• _ACTION ITEM_
A stretch of the entries below is to be set down exactly, running from the line with "The N1–O2 distance" through the line with "CCSD | B3LYP |", both included, and no other line.

INFORMATION PROVIDED section start

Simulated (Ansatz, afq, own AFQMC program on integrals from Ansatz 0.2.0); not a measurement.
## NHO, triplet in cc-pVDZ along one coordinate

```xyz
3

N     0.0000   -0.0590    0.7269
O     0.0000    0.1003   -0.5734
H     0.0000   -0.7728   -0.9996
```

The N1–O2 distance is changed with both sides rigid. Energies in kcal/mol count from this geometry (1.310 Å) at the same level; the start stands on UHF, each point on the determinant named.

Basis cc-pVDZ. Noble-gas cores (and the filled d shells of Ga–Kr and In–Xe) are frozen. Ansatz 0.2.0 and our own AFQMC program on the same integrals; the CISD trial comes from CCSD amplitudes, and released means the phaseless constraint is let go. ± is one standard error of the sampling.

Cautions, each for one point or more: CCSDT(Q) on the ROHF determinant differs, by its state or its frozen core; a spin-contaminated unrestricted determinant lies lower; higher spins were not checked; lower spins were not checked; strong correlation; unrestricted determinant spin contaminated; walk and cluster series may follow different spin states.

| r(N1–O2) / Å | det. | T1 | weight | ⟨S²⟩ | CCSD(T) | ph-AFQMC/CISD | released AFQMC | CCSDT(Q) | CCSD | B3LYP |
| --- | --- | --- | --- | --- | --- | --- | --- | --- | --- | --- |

INFORMATION PROVIDED section end

• _WRITTEN SOLUTION_
The N1–O2 distance is changed with both sides rigid. Energies in kcal/mol count from this geometry (1.310 Å) at the same level; the start stands on UHF, each point on the determinant named.

Basis cc-pVDZ. Noble-gas cores (and the filled d shells of Ga–Kr and In–Xe) are frozen. Ansatz 0.2.0 and our own AFQMC program on the same integrals; the CISD trial comes from CCSD amplitudes, and released means the phaseless constraint is let go. ± is one standard error of the sampling.

Cautions, each for one point or more: CCSDT(Q) on the ROHF determinant differs, by its state or its frozen core; a spin-contaminated unrestricted determinant lies lower; higher spins were not checked; lower spins were not checked; strong correlation; unrestricted determinant spin contaminated; walk and cluster series may follow different spin states.

| r(N1–O2) / Å | det. | T1 | weight | ⟨S²⟩ | CCSD(T) | ph-AFQMC/CISD | released AFQMC | CCSDT(Q) | CCSD | B3LYP |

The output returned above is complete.